* REQUIREMENT *
Reproduce the following entries exactly, leaving nothing out.

┌──

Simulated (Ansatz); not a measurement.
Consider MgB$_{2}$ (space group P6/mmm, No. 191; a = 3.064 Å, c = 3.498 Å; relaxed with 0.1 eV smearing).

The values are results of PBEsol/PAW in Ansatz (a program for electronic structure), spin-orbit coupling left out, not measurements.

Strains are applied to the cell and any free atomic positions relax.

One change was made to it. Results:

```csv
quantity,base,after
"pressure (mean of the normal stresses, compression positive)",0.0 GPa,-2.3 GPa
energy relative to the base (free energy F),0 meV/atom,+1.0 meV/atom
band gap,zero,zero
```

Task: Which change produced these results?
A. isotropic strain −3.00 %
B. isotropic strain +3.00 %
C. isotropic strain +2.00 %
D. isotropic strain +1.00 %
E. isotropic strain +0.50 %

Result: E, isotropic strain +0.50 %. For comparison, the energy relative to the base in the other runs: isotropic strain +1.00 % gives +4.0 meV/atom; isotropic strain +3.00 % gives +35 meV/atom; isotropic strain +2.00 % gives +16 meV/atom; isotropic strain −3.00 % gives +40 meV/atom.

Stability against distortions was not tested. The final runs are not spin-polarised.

└──

* REPLY *
Simulated (Ansatz); not a measurement.
Consider MgB$_{2}$ (space group P6/mmm, No. 191; a = 3.064 Å, c = 3.498 Å; relaxed with 0.1 eV smearing).

The values are results of PBEsol/PAW in Ansatz (a program for electronic structure), spin-orbit coupling left out, not measurements.

Strains are applied to the cell and any free atomic positions relax.

One change was made to it. Results:

```csv
quantity,base,after
"pressure (mean of the normal stresses, compression positive)",0.0 GPa,-2.3 GPa
energy relative to the base (free energy F),0 meV/atom,+1.0 meV/atom
band gap,zero,zero
```

Task: Which change produced these results?
A. isotropic strain −3.00 %
B. isotropic strain +3.00 %
C. isotropic strain +2.00 %
D. isotropic strain +1.00 %
E. isotropic strain +0.50 %

Result: E, isotropic strain +0.50 %. For comparison, the energy relative to the base in the other runs: isotropic strain +1.00 % gives +4.0 meV/atom; isotropic strain +3.00 % gives +35 meV/atom; isotropic strain +2.00 % gives +16 meV/atom; isotropic strain −3.00 % gives +40 meV/atom.

Stability against distortions was not tested. The final runs are not spin-polarised.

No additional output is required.